• [Available data]:
────────

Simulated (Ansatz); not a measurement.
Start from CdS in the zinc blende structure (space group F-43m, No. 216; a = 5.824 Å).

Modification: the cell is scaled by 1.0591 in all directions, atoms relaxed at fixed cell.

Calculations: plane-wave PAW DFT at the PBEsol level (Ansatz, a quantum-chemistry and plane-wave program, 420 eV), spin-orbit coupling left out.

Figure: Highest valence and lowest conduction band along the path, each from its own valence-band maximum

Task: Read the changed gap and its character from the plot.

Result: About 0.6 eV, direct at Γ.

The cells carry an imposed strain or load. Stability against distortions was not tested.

────────

• [Exercise]:
Take the entries above and copy them exactly from the first line through the line with "Result: About 0.6 eV, direct at Γ."; leave out every line after it.

• [Response]:
Simulated (Ansatz); not a measurement.
Start from CdS in the zinc blende structure (space group F-43m, No. 216; a = 5.824 Å).

Modification: the cell is scaled by 1.0591 in all directions, atoms relaxed at fixed cell.

Calculations: plane-wave PAW DFT at the PBEsol level (Ansatz, a quantum-chemistry and plane-wave program, 420 eV), spin-orbit coupling left out.

Figure: Highest valence and lowest conduction band along the path, each from its own valence-band maximum

Task: Read the changed gap and its character from the plot.

Result: About 0.6 eV, direct at Γ.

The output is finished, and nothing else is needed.